* [Work task]:
Print nothing but the lines below starting at the line that holds "- 100, S_vib (J/K per mol of atoms): 1.17" and ending at the line that holds "- 400, F_vib (eV/atom): 0.0584", including both, each exactly as written.

##### Supplied material

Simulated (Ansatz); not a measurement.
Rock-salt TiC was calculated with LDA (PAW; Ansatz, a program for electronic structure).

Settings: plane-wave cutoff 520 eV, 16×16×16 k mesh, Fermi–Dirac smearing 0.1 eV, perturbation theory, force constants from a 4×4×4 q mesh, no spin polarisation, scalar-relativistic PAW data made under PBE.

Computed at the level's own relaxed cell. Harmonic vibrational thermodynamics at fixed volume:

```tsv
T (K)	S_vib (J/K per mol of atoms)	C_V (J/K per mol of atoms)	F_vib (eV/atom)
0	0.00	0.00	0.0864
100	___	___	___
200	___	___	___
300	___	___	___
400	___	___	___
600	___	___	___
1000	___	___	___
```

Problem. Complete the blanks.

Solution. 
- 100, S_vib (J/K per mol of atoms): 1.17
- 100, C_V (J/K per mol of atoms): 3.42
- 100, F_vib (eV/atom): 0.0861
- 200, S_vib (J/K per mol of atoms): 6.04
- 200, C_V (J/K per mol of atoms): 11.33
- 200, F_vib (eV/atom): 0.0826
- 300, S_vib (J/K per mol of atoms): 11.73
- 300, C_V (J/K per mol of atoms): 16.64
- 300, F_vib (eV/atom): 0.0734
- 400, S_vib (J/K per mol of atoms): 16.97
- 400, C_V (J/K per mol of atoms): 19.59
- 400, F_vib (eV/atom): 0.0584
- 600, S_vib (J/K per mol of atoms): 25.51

##########

* [Task result]:
- 100, S_vib (J/K per mol of atoms): 1.17
- 100, C_V (J/K per mol of atoms): 3.42
- 100, F_vib (eV/atom): 0.0861
- 200, S_vib (J/K per mol of atoms): 6.04
- 200, C_V (J/K per mol of atoms): 11.33
- 200, F_vib (eV/atom): 0.0826
- 300, S_vib (J/K per mol of atoms): 11.73
- 300, C_V (J/K per mol of atoms): 16.64
- 300, F_vib (eV/atom): 0.0734
- 400, S_vib (J/K per mol of atoms): 16.97
- 400, C_V (J/K per mol of atoms): 19.59
- 400, F_vib (eV/atom): 0.0584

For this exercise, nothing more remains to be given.